### RECORD SET
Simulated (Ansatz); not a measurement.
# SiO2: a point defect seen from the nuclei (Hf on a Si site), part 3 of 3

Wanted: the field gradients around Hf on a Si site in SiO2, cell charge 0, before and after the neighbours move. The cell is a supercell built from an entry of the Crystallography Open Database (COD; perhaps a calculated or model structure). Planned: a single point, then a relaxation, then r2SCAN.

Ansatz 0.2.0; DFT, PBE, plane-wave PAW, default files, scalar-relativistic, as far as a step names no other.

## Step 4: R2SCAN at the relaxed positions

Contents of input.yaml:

### WORK REQUEST
Output exactly one stretch of the listing: from the line containing "# SiO2: a point" through the line containing "## Step 4: R2SCAN at the relaxed positions", both end lines included.

### YOUR SOLUTION
# SiO2: a point defect seen from the nuclei (Hf on a Si site), part 3 of 3

Wanted: the field gradients around Hf on a Si site in SiO2, cell charge 0, before and after the neighbours move. The cell is a supercell built from an entry of the Crystallography Open Database (COD; perhaps a calculated or model structure). Planned: a single point, then a relaxation, then r2SCAN.

Ansatz 0.2.0; DFT, PBE, plane-wave PAW, default files, scalar-relativistic, as far as a step names no other.

## Step 4: R2SCAN at the relaxed positions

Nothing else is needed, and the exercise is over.